▸ Brief
Transcribe exactly the lines that begin the material and continue through the line containing "The indices refer". Leave out whatever follows.

▸ Source material
=-=-=-=-=

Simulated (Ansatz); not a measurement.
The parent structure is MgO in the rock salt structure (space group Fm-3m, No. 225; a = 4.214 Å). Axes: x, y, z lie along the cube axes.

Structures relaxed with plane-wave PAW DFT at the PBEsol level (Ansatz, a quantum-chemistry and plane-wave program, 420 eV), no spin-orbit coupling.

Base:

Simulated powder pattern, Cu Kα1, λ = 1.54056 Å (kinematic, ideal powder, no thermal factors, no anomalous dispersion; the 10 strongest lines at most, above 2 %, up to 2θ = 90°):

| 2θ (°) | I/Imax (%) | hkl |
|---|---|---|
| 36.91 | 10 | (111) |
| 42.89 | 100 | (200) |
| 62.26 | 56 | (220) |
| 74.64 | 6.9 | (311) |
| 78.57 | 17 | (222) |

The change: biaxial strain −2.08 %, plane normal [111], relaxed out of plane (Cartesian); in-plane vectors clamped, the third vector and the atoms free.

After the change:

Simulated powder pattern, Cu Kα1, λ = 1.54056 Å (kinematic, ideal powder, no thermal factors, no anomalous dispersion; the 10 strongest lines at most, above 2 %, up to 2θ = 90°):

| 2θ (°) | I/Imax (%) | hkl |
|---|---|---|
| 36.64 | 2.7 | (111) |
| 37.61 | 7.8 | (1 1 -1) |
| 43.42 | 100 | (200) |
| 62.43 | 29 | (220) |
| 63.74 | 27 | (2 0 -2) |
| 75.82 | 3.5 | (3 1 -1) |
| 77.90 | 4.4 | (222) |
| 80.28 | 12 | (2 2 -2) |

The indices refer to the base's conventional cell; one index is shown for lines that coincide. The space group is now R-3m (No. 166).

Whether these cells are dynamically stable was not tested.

=-=-=-=-=

▸ Task result
Simulated (Ansatz); not a measurement.
The parent structure is MgO in the rock salt structure (space group Fm-3m, No. 225; a = 4.214 Å). Axes: x, y, z lie along the cube axes.

Structures relaxed with plane-wave PAW DFT at the PBEsol level (Ansatz, a quantum-chemistry and plane-wave program, 420 eV), no spin-orbit coupling.

Base:

Simulated powder pattern, Cu Kα1, λ = 1.54056 Å (kinematic, ideal powder, no thermal factors, no anomalous dispersion; the 10 strongest lines at most, above 2 %, up to 2θ = 90°):

| 2θ (°) | I/Imax (%) | hkl |
|---|---|---|
| 36.91 | 10 | (111) |
| 42.89 | 100 | (200) |
| 62.26 | 56 | (220) |
| 74.64 | 6.9 | (311) |
| 78.57 | 17 | (222) |

The change: biaxial strain −2.08 %, plane normal [111], relaxed out of plane (Cartesian); in-plane vectors clamped, the third vector and the atoms free.

After the change:

Simulated powder pattern, Cu Kα1, λ = 1.54056 Å (kinematic, ideal powder, no thermal factors, no anomalous dispersion; the 10 strongest lines at most, above 2 %, up to 2θ = 90°):

| 2θ (°) | I/Imax (%) | hkl |
|---|---|---|
| 36.64 | 2.7 | (111) |
| 37.61 | 7.8 | (1 1 -1) |
| 43.42 | 100 | (200) |
| 62.43 | 29 | (220) |
| 63.74 | 27 | (2 0 -2) |
| 75.82 | 3.5 | (3 1 -1) |
| 77.90 | 4.4 | (222) |
| 80.28 | 12 | (2 2 -2) |

The indices refer to the base's conventional cell; one index is shown for lines that coincide. The space group is now R-3m (No. 166).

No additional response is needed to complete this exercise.